_INFORMATION SUPPLIED_:
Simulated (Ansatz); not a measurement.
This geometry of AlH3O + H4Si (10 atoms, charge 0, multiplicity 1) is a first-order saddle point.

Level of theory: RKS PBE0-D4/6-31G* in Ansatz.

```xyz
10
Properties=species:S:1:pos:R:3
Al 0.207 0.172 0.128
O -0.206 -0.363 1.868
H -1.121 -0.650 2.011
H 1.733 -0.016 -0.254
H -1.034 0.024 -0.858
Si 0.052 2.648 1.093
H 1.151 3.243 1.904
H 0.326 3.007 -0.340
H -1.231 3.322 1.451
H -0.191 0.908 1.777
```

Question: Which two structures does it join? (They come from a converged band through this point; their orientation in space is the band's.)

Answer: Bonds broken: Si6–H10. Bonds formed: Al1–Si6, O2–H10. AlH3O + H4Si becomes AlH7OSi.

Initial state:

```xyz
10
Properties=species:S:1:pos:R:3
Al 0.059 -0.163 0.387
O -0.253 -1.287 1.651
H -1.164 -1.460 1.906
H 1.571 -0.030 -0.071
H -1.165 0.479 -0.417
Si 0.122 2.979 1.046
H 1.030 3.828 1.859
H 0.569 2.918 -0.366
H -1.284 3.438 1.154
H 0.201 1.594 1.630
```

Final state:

_WORK TASK_: The lines of the data, from the first through the one containing "Question: Which two", are to be transcribed exactly.

_ANSWER SPACE_:
Simulated (Ansatz); not a measurement.
This geometry of AlH3O + H4Si (10 atoms, charge 0, multiplicity 1) is a first-order saddle point.

Level of theory: RKS PBE0-D4/6-31G* in Ansatz.

```xyz
10
Properties=species:S:1:pos:R:3
Al 0.207 0.172 0.128
O -0.206 -0.363 1.868
H -1.121 -0.650 2.011
H 1.733 -0.016 -0.254
H -1.034 0.024 -0.858
Si 0.052 2.648 1.093
H 1.151 3.243 1.904
H 0.326 3.007 -0.340
H -1.231 3.322 1.451
H -0.191 0.908 1.777
```

Question: Which two structures does it join? (They come from a converged band through this point; their orientation in space is the band's.)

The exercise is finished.